__DATASET RECORDS__
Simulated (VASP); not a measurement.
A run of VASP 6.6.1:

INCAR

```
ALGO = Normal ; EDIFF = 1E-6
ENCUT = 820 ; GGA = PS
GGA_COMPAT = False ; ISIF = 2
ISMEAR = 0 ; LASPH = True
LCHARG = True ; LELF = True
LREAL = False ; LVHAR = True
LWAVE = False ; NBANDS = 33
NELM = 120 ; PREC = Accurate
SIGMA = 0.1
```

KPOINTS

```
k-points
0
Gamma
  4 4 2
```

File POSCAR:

__REQUIRED ACTION__
Transcribe the full set of records without altering a single character.

__RESPONSE__
Simulated (VASP); not a measurement.
A run of VASP 6.6.1:

INCAR

```
ALGO = Normal ; EDIFF = 1E-6
ENCUT = 820 ; GGA = PS
GGA_COMPAT = False ; ISIF = 2
ISMEAR = 0 ; LASPH = True
LCHARG = True ; LELF = True
LREAL = False ; LVHAR = True
LWAVE = False ; NBANDS = 33
NELM = 120 ; PREC = Accurate
SIGMA = 0.1
```

KPOINTS

```
k-points
0
Gamma
  4 4 2
```

File POSCAR:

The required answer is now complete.